##### Extracted material
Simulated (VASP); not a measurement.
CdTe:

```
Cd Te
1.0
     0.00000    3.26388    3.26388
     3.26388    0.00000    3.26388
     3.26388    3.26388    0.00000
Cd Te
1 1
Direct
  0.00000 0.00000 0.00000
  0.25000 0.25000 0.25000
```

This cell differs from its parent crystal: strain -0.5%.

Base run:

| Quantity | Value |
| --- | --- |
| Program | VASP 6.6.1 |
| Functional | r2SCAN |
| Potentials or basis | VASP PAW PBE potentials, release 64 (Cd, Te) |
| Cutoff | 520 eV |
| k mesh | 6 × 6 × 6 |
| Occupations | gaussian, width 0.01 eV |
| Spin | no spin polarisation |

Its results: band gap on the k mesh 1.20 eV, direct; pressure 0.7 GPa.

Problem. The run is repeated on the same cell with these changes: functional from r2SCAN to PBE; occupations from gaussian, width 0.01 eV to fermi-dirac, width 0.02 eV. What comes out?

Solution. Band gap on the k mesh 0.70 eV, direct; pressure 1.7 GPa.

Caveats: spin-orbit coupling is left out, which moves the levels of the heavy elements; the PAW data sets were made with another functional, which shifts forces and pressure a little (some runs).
##########

--- Activity ---
Write down again the exact lines running from the beginning of the data to the line containing "Solution. Band gap", with both ends included.

--- Task solution ---
Simulated (VASP); not a measurement.
CdTe:

```
Cd Te
1.0
     0.00000    3.26388    3.26388
     3.26388    0.00000    3.26388
     3.26388    3.26388    0.00000
Cd Te
1 1
Direct
  0.00000 0.00000 0.00000
  0.25000 0.25000 0.25000
```

This cell differs from its parent crystal: strain -0.5%.

Base run:

| Quantity | Value |
| --- | --- |
| Program | VASP 6.6.1 |
| Functional | r2SCAN |
| Potentials or basis | VASP PAW PBE potentials, release 64 (Cd, Te) |
| Cutoff | 520 eV |
| k mesh | 6 × 6 × 6 |
| Occupations | gaussian, width 0.01 eV |
| Spin | no spin polarisation |

Its results: band gap on the k mesh 1.20 eV, direct; pressure 0.7 GPa.

Problem. The run is repeated on the same cell with these changes: functional from r2SCAN to PBE; occupations from gaussian, width 0.01 eV to fermi-dirac, width 0.02 eV. What comes out?

Solution. Band gap on the k mesh 0.70 eV, direct; pressure 1.7 GPa.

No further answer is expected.